Could you repeat the whole listing below exactly as it stands?

### Data excerpts ###

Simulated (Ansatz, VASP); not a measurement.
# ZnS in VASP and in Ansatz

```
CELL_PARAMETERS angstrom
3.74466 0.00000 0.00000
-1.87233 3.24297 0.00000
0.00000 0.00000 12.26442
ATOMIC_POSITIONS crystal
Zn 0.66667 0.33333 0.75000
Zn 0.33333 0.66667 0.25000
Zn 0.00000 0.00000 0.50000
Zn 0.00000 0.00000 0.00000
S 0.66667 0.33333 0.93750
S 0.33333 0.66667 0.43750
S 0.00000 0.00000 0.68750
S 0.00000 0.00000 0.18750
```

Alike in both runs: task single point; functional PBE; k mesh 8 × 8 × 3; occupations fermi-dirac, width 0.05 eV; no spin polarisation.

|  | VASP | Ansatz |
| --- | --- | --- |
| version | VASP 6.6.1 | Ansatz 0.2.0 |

###

### Task answer:
Simulated (Ansatz, VASP); not a measurement.
# ZnS in VASP and in Ansatz

```
CELL_PARAMETERS angstrom
3.74466 0.00000 0.00000
-1.87233 3.24297 0.00000
0.00000 0.00000 12.26442
ATOMIC_POSITIONS crystal
Zn 0.66667 0.33333 0.75000
Zn 0.33333 0.66667 0.25000
Zn 0.00000 0.00000 0.50000
Zn 0.00000 0.00000 0.00000
S 0.66667 0.33333 0.93750
S 0.33333 0.66667 0.43750
S 0.00000 0.00000 0.68750
S 0.00000 0.00000 0.18750
```

Alike in both runs: task single point; functional PBE; k mesh 8 × 8 × 3; occupations fermi-dirac, width 0.05 eV; no spin polarisation.

|  | VASP | Ansatz |
| --- | --- | --- |
| version | VASP 6.6.1 | Ansatz 0.2.0 |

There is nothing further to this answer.